== MATERIAL PROVIDED ==
>>>
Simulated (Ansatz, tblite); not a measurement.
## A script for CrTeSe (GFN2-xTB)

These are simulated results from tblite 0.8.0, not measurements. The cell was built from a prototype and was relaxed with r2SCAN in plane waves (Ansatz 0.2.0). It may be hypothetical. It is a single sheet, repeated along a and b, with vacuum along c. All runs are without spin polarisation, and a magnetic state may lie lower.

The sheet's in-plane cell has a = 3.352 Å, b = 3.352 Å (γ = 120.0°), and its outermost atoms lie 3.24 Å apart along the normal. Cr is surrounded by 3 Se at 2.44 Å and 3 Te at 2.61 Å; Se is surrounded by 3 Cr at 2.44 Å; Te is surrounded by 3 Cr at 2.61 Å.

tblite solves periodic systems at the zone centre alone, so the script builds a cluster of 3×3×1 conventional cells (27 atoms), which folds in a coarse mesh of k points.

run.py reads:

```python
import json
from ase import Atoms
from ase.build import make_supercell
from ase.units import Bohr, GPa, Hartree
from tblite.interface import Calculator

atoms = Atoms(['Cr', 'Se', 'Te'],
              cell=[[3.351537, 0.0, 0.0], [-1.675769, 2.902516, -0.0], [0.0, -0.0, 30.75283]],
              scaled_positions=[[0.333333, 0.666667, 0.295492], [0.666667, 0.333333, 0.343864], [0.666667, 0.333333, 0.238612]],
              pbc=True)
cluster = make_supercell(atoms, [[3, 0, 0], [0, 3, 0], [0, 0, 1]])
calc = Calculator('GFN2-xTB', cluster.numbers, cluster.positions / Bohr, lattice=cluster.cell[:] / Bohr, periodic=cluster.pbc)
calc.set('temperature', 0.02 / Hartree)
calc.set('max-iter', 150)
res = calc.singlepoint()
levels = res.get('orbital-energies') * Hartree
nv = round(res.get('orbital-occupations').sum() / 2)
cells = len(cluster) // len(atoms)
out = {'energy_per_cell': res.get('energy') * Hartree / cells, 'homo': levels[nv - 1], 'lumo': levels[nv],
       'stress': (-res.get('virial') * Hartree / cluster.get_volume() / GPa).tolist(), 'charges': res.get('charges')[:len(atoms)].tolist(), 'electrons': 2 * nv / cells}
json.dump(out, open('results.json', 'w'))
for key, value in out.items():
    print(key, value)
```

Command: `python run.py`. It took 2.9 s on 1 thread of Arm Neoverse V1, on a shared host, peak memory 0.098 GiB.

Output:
<<<

== WORK ITEM ==
Copy out the listing above, line by line and exactly, from its first line to the line holding "These are simulated", inclusive.

== WRITTEN ANSWER ==
Simulated (Ansatz, tblite); not a measurement.
## A script for CrTeSe (GFN2-xTB)

These are simulated results from tblite 0.8.0, not measurements. The cell was built from a prototype and was relaxed with r2SCAN in plane waves (Ansatz 0.2.0). It may be hypothetical. It is a single sheet, repeated along a and b, with vacuum along c. All runs are without spin polarisation, and a magnetic state may lie lower.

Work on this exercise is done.